_Records shown:_

- Opening Delimiter -

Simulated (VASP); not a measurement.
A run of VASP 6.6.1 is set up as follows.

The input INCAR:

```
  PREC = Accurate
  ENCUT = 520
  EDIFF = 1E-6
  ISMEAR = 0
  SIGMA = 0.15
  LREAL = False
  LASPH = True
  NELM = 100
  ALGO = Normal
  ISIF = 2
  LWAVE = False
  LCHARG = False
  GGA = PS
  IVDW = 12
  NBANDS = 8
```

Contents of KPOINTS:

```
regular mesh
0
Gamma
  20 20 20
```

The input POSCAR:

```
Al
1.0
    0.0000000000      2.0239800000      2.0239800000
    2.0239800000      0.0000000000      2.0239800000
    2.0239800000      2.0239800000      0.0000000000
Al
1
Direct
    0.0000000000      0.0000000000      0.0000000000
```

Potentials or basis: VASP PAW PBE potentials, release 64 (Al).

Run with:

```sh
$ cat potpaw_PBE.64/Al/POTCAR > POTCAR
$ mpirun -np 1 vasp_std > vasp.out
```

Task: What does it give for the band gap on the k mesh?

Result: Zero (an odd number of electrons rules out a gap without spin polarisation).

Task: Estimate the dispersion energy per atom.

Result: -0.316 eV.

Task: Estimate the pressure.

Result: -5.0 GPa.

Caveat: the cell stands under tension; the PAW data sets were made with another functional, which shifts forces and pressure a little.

- Closing Delimiter -

_Activity:_
Copy the lines from the start of the data verbatim, stopping after the line containing "Result: -5.0 GPa.".

_Task result:_
Simulated (VASP); not a measurement.
A run of VASP 6.6.1 is set up as follows.

The input INCAR:

```
  PREC = Accurate
  ENCUT = 520
  EDIFF = 1E-6
  ISMEAR = 0
  SIGMA = 0.15
  LREAL = False
  LASPH = True
  NELM = 100
  ALGO = Normal
  ISIF = 2
  LWAVE = False
  LCHARG = False
  GGA = PS
  IVDW = 12
  NBANDS = 8
```

Contents of KPOINTS:

```
regular mesh
0
Gamma
  20 20 20
```

The input POSCAR:

```
Al
1.0
    0.0000000000      2.0239800000      2.0239800000
    2.0239800000      0.0000000000      2.0239800000
    2.0239800000      2.0239800000      0.0000000000
Al
1
Direct
    0.0000000000      0.0000000000      0.0000000000
```

Potentials or basis: VASP PAW PBE potentials, release 64 (Al).

Run with:

```sh
$ cat potpaw_PBE.64/Al/POTCAR > POTCAR
$ mpirun -np 1 vasp_std > vasp.out
```

Task: What does it give for the band gap on the k mesh?

Result: Zero (an odd number of electrons rules out a gap without spin polarisation).

Task: Estimate the dispersion energy per atom.

Result: -0.316 eV.

Task: Estimate the pressure.

Result: -5.0 GPa.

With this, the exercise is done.